····················

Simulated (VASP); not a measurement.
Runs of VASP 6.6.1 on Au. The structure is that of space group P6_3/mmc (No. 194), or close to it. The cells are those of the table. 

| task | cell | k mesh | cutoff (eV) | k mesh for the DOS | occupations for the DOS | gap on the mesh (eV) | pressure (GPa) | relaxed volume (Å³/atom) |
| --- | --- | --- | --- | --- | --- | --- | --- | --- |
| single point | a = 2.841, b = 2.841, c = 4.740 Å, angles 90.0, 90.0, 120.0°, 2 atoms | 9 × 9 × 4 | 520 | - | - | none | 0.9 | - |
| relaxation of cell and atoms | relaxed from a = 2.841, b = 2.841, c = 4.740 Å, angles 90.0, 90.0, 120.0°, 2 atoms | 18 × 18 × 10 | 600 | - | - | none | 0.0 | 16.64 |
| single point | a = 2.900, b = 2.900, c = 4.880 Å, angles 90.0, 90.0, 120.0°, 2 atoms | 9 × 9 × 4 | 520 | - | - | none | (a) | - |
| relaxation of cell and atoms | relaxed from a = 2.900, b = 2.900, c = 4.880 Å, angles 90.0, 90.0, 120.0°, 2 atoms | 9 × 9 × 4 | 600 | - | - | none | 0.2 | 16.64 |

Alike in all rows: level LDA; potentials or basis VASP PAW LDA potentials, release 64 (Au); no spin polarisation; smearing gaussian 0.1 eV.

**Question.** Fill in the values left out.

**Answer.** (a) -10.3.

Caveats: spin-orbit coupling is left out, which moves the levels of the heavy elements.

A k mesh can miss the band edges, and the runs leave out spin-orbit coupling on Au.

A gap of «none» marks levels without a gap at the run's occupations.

····················

→ **Assignment**
A word-for-word copy of the entries, from the first line through the line containing "A k mesh can", is the whole answer.

→ **Written reply**
Simulated (VASP); not a measurement.
Runs of VASP 6.6.1 on Au. The structure is that of space group P6_3/mmc (No. 194), or close to it. The cells are those of the table. 

| task | cell | k mesh | cutoff (eV) | k mesh for the DOS | occupations for the DOS | gap on the mesh (eV) | pressure (GPa) | relaxed volume (Å³/atom) |
| --- | --- | --- | --- | --- | --- | --- | --- | --- |
| single point | a = 2.841, b = 2.841, c = 4.740 Å, angles 90.0, 90.0, 120.0°, 2 atoms | 9 × 9 × 4 | 520 | - | - | none | 0.9 | - |
| relaxation of cell and atoms | relaxed from a = 2.841, b = 2.841, c = 4.740 Å, angles 90.0, 90.0, 120.0°, 2 atoms | 18 × 18 × 10 | 600 | - | - | none | 0.0 | 16.64 |
| single point | a = 2.900, b = 2.900, c = 4.880 Å, angles 90.0, 90.0, 120.0°, 2 atoms | 9 × 9 × 4 | 520 | - | - | none | (a) | - |
| relaxation of cell and atoms | relaxed from a = 2.900, b = 2.900, c = 4.880 Å, angles 90.0, 90.0, 120.0°, 2 atoms | 9 × 9 × 4 | 600 | - | - | none | 0.2 | 16.64 |

Alike in all rows: level LDA; potentials or basis VASP PAW LDA potentials, release 64 (Au); no spin polarisation; smearing gaussian 0.1 eV.

**Question.** Fill in the values left out.

**Answer.** (a) -10.3.

Caveats: spin-orbit coupling is left out, which moves the levels of the heavy elements.

A k mesh can miss the band edges, and the runs leave out spin-orbit coupling on Au.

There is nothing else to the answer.